Write out exactly the lines from the first line of the records below through the line that contains "What electronic excitations", and stop there.

*** LISTED ENTRIES ***

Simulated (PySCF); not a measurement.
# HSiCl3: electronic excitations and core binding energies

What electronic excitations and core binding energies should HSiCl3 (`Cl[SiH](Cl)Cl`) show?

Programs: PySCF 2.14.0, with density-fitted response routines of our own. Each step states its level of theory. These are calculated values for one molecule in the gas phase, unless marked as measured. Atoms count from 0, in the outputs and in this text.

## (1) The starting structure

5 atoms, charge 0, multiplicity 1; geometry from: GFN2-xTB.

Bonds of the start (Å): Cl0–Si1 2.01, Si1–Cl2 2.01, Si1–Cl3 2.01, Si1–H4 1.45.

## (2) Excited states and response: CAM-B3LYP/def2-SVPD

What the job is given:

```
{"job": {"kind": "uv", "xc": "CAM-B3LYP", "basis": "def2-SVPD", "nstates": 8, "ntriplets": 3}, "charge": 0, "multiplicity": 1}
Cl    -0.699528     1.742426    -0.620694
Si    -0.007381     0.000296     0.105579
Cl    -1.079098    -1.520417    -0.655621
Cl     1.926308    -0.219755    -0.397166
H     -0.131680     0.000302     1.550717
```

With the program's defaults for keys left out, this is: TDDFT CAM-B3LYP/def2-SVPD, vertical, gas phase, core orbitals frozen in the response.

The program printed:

*** End of LISTED ENTRIES ***

• ANSWER SPACE:
Simulated (PySCF); not a measurement.
# HSiCl3: electronic excitations and core binding energies

What electronic excitations and core binding energies should HSiCl3 (`Cl[SiH](Cl)Cl`) show?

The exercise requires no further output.